TASK ITEM >>
Could you return the lines below exactly, from the first line up to and including the line that holds "C–Ge (1.96 Å): ρ"?

EXCERPTED DATA >>
● ● ● ● ●

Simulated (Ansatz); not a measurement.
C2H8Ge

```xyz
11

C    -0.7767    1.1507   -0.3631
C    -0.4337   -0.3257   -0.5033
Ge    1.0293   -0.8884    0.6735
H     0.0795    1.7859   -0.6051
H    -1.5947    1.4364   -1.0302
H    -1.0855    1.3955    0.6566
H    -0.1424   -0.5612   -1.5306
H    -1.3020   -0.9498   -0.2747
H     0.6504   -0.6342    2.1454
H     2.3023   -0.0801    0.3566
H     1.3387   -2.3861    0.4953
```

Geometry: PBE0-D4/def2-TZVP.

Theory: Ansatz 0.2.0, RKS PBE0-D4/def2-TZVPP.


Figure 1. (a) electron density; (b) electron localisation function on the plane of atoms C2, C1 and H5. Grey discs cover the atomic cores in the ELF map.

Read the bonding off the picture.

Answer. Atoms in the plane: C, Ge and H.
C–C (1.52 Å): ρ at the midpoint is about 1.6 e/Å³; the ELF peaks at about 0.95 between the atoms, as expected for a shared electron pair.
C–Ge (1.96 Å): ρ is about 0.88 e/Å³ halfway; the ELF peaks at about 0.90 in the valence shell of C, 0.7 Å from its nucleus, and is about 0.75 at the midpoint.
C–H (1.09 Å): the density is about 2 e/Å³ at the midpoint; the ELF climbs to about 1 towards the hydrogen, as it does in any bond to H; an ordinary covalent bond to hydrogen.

● ● ● ● ●

EXPECTED ANSWER >>
Simulated (Ansatz); not a measurement.
C2H8Ge

```xyz
11

C    -0.7767    1.1507   -0.3631
C    -0.4337   -0.3257   -0.5033
Ge    1.0293   -0.8884    0.6735
H     0.0795    1.7859   -0.6051
H    -1.5947    1.4364   -1.0302
H    -1.0855    1.3955    0.6566
H    -0.1424   -0.5612   -1.5306
H    -1.3020   -0.9498   -0.2747
H     0.6504   -0.6342    2.1454
H     2.3023   -0.0801    0.3566
H     1.3387   -2.3861    0.4953
```

Geometry: PBE0-D4/def2-TZVP.

Theory: Ansatz 0.2.0, RKS PBE0-D4/def2-TZVPP.


Figure 1. (a) electron density; (b) electron localisation function on the plane of atoms C2, C1 and H5. Grey discs cover the atomic cores in the ELF map.

Read the bonding off the picture.

Answer. Atoms in the plane: C, Ge and H.
C–C (1.52 Å): ρ at the midpoint is about 1.6 e/Å³; the ELF peaks at about 0.95 between the atoms, as expected for a shared electron pair.
C–Ge (1.96 Å): ρ is about 0.88 e/Å³ halfway; the ELF peaks at about 0.90 in the valence shell of C, 0.7 Å from its nucleus, and is about 0.75 at the midpoint.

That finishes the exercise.